▶ [Dataset excerpts]:
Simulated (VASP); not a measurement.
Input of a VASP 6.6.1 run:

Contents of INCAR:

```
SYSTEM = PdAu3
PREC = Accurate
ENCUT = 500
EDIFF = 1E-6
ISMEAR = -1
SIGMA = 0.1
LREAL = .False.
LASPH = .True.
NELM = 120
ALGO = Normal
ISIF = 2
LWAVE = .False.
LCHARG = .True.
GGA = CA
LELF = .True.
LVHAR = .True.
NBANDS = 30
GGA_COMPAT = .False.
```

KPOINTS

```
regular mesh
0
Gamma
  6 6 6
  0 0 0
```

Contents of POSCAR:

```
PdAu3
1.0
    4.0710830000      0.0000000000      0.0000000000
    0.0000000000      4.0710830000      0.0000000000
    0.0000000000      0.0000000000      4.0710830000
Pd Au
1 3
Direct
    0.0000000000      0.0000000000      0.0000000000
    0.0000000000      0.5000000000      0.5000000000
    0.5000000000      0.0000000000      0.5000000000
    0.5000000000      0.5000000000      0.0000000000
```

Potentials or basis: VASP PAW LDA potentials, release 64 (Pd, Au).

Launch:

▶ [Work instruction]:
All of the material is to be copied word for word.

▶ [Response box]:
Simulated (VASP); not a measurement.
Input of a VASP 6.6.1 run:

Contents of INCAR:

```
SYSTEM = PdAu3
PREC = Accurate
ENCUT = 500
EDIFF = 1E-6
ISMEAR = -1
SIGMA = 0.1
LREAL = .False.
LASPH = .True.
NELM = 120
ALGO = Normal
ISIF = 2
LWAVE = .False.
LCHARG = .True.
GGA = CA
LELF = .True.
LVHAR = .True.
NBANDS = 30
GGA_COMPAT = .False.
```

KPOINTS

```
regular mesh
0
Gamma
  6 6 6
  0 0 0
```

Contents of POSCAR:

```
PdAu3
1.0
    4.0710830000      0.0000000000      0.0000000000
    0.0000000000      4.0710830000      0.0000000000
    0.0000000000      0.0000000000      4.0710830000
Pd Au
1 3
Direct
    0.0000000000      0.0000000000      0.0000000000
    0.0000000000      0.5000000000      0.5000000000
    0.5000000000      0.0000000000      0.5000000000
    0.5000000000      0.5000000000      0.0000000000
```

Potentials or basis: VASP PAW LDA potentials, release 64 (Pd, Au).

Launch:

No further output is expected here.